- [Work item]
Only the first line of the listing and the lines after it, up to and including the one containing "# (z)-1-(1-butenyl)aziridine (C₆H₁₁N): a", should be retyped exactly.

- [Extracted records]
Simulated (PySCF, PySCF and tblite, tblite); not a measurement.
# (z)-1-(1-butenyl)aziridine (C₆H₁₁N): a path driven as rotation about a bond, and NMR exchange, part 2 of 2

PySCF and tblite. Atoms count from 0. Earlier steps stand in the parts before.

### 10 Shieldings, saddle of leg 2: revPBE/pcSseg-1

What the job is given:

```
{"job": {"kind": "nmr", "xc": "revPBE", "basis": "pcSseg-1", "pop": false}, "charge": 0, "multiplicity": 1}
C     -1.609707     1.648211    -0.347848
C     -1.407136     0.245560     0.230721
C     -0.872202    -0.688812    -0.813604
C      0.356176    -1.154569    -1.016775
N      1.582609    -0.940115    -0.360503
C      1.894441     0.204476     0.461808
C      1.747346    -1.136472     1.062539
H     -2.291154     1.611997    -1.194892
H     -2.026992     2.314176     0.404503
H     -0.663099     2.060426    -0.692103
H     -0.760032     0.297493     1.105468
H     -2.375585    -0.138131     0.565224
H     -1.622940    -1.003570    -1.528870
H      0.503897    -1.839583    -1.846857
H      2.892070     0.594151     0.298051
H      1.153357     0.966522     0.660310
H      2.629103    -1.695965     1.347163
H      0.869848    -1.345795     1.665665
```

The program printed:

- [Your response]
Simulated (PySCF, PySCF and tblite, tblite); not a measurement.
# (z)-1-(1-butenyl)aziridine (C₆H₁₁N): a path driven as rotation about a bond, and NMR exchange, part 2 of 2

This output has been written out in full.